* EXERCISE DATA *
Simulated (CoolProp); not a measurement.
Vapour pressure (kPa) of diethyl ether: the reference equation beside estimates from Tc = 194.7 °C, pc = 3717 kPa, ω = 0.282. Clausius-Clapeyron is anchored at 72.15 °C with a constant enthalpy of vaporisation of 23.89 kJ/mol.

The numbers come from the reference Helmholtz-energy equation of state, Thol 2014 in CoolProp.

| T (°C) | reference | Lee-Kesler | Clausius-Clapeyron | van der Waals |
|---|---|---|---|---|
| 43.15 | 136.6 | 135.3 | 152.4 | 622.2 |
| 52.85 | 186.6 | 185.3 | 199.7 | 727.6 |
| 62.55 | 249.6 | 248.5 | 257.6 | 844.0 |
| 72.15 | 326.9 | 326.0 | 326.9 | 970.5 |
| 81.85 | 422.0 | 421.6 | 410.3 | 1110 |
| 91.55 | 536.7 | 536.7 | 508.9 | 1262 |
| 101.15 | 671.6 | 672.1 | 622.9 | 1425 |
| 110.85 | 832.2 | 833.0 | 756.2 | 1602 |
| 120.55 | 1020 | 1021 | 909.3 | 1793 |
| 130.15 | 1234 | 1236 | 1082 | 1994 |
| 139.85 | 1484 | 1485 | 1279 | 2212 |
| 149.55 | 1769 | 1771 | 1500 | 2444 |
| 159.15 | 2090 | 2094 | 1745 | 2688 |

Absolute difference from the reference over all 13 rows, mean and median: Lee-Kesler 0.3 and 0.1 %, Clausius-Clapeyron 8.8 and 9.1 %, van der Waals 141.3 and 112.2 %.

* REQUIRED ACTION *
With the first line being the one containing "152.4 | 622.2 |" and the last line the one containing "1745 | 2688 |", transcribe exactly the lines above that fall in that range.

* EXERCISE RESULT *
| 43.15 | 136.6 | 135.3 | 152.4 | 622.2 |
| 52.85 | 186.6 | 185.3 | 199.7 | 727.6 |
| 62.55 | 249.6 | 248.5 | 257.6 | 844.0 |
| 72.15 | 326.9 | 326.0 | 326.9 | 970.5 |
| 81.85 | 422.0 | 421.6 | 410.3 | 1110 |
| 91.55 | 536.7 | 536.7 | 508.9 | 1262 |
| 101.15 | 671.6 | 672.1 | 622.9 | 1425 |
| 110.85 | 832.2 | 833.0 | 756.2 | 1602 |
| 120.55 | 1020 | 1021 | 909.3 | 1793 |
| 130.15 | 1234 | 1236 | 1082 | 1994 |
| 139.85 | 1484 | 1485 | 1279 | 2212 |
| 149.55 | 1769 | 1771 | 1500 | 2444 |
| 159.15 | 2090 | 2094 | 1745 | 2688 |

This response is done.